§ Extracted information:
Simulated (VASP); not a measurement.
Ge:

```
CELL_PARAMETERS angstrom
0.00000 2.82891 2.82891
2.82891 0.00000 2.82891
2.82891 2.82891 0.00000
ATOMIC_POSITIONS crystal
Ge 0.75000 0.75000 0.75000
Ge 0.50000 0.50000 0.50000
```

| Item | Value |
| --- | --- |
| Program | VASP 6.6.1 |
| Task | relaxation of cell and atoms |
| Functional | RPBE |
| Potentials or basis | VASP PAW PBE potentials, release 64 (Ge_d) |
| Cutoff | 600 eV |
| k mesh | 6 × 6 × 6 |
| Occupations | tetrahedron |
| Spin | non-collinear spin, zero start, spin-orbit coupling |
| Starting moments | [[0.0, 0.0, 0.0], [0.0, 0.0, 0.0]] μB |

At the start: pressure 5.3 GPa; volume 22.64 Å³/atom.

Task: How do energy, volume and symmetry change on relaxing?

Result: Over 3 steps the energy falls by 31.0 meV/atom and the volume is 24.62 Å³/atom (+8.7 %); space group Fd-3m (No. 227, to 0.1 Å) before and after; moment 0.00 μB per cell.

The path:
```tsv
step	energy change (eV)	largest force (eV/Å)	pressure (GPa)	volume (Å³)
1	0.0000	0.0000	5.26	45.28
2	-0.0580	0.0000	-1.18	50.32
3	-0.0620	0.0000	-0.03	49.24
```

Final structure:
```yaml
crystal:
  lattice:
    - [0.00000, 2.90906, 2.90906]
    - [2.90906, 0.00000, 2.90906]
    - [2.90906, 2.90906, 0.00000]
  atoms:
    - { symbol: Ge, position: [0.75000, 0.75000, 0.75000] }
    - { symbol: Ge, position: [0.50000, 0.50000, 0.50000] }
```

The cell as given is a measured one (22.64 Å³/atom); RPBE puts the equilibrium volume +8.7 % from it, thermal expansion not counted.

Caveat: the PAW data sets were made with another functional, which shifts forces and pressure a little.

§ Assigned task: The expected output is the exact run of lines from the start of the entries through the line with "0.0, 0.0]] μB |", inclusive.

§ Expected answer:
Simulated (VASP); not a measurement.
Ge:

```
CELL_PARAMETERS angstrom
0.00000 2.82891 2.82891
2.82891 0.00000 2.82891
2.82891 2.82891 0.00000
ATOMIC_POSITIONS crystal
Ge 0.75000 0.75000 0.75000
Ge 0.50000 0.50000 0.50000
```

| Item | Value |
| --- | --- |
| Program | VASP 6.6.1 |
| Task | relaxation of cell and atoms |
| Functional | RPBE |
| Potentials or basis | VASP PAW PBE potentials, release 64 (Ge_d) |
| Cutoff | 600 eV |
| k mesh | 6 × 6 × 6 |
| Occupations | tetrahedron |
| Spin | non-collinear spin, zero start, spin-orbit coupling |
| Starting moments | [[0.0, 0.0, 0.0], [0.0, 0.0, 0.0]] μB |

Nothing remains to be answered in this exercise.